## RECORDS SHOWN
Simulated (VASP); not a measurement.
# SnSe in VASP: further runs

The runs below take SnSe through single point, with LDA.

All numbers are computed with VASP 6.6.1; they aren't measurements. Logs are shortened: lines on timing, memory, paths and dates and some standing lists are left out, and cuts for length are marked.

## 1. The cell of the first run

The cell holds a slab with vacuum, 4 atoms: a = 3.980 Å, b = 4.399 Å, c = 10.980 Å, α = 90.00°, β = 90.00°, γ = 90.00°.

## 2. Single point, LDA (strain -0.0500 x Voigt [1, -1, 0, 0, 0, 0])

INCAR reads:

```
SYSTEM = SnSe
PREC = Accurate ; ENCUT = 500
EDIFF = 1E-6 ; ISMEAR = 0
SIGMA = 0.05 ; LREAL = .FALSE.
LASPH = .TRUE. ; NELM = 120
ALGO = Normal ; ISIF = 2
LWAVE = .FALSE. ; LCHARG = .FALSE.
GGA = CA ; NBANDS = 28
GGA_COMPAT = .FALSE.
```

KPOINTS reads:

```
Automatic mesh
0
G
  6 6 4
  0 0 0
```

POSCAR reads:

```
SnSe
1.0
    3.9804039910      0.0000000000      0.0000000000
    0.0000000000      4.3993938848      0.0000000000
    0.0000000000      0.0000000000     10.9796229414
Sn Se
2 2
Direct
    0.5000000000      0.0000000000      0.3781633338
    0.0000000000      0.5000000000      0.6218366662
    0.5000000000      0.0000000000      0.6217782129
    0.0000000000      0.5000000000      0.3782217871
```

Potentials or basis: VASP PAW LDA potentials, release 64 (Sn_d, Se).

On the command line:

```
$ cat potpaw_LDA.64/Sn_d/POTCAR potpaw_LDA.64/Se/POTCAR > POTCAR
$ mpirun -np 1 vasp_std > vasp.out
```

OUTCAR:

## EXERCISE
What you return must be an exact retyping of the lines above starting at the line with "All numbers are" and ending at the line with "## 1. The cell of the first run", and nothing besides.

## RESPONSE
All numbers are computed with VASP 6.6.1; they aren't measurements. Logs are shortened: lines on timing, memory, paths and dates and some standing lists are left out, and cuts for length are marked.

## 1. The cell of the first run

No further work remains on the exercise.